• Work instruction:
Copy out the listing that follows in its entirety, keeping it exactly the same.

• Raw data:
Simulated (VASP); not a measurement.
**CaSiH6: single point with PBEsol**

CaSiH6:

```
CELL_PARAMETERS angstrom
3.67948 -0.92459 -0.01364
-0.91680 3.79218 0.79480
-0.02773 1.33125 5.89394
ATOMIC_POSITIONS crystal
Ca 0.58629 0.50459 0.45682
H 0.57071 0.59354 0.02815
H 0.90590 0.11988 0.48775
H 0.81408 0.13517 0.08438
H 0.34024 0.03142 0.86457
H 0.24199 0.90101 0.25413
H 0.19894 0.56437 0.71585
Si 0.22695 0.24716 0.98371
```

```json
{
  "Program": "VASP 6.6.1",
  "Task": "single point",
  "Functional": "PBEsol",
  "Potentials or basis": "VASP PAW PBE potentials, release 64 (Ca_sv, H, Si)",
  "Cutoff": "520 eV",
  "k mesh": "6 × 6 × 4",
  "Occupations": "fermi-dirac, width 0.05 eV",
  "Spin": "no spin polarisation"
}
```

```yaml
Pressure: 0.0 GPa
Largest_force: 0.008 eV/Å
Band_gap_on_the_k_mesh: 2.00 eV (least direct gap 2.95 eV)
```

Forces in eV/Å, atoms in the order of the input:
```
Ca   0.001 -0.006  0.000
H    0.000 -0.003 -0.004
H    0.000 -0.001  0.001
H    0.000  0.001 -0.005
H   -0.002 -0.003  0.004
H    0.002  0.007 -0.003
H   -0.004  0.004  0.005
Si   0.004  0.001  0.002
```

• Answer section:
Simulated (VASP); not a measurement.
**CaSiH6: single point with PBEsol**

CaSiH6:

```
CELL_PARAMETERS angstrom
3.67948 -0.92459 -0.01364
-0.91680 3.79218 0.79480
-0.02773 1.33125 5.89394
ATOMIC_POSITIONS crystal
Ca 0.58629 0.50459 0.45682
H 0.57071 0.59354 0.02815
H 0.90590 0.11988 0.48775
H 0.81408 0.13517 0.08438
H 0.34024 0.03142 0.86457
H 0.24199 0.90101 0.25413
H 0.19894 0.56437 0.71585
Si 0.22695 0.24716 0.98371
```

```json
{
  "Program": "VASP 6.6.1",
  "Task": "single point",
  "Functional": "PBEsol",
  "Potentials or basis": "VASP PAW PBE potentials, release 64 (Ca_sv, H, Si)",
  "Cutoff": "520 eV",
  "k mesh": "6 × 6 × 4",
  "Occupations": "fermi-dirac, width 0.05 eV",
  "Spin": "no spin polarisation"
}
```

```yaml
Pressure: 0.0 GPa
Largest_force: 0.008 eV/Å
Band_gap_on_the_k_mesh: 2.00 eV (least direct gap 2.95 eV)
```

Forces in eV/Å, atoms in the order of the input:
```
Ca   0.001 -0.006  0.000
H    0.000 -0.003 -0.004
H    0.000 -0.001  0.001
H    0.000  0.001 -0.005
H   -0.002 -0.003  0.004
H    0.002  0.007 -0.003
H   -0.004  0.004  0.005
Si   0.004  0.001  0.002
```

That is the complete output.